■ **DATA SECTION**
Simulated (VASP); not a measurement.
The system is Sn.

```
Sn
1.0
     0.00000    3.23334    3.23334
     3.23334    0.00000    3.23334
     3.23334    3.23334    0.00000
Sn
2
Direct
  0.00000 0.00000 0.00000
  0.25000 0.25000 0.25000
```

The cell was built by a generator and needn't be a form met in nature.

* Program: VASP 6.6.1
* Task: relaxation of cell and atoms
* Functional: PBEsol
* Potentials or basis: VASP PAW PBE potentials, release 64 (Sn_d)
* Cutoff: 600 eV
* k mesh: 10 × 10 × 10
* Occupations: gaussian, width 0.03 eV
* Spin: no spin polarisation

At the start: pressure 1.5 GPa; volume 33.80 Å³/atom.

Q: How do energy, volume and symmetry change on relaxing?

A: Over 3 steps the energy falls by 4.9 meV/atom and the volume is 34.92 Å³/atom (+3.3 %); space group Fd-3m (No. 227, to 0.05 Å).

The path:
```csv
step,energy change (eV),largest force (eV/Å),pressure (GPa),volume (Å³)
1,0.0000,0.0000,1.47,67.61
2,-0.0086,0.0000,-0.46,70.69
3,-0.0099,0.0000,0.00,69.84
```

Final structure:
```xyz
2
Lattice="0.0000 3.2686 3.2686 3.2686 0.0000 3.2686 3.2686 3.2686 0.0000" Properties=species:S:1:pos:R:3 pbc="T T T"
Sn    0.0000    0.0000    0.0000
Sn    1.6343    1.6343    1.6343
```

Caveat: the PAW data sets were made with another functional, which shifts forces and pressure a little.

■ **ACTIVITY**
From the records above, reproduce exactly the lines from the one with "release 64 (Sn_d)" to the one with "At the start: pressure", both included, and no others.

■ **EXERCISE ANSWER**
* Potentials or basis: VASP PAW PBE potentials, release 64 (Sn_d)
* Cutoff: 600 eV
* k mesh: 10 × 10 × 10
* Occupations: gaussian, width 0.03 eV
* Spin: no spin polarisation

At the start: pressure 1.5 GPa; volume 33.80 Å³/atom.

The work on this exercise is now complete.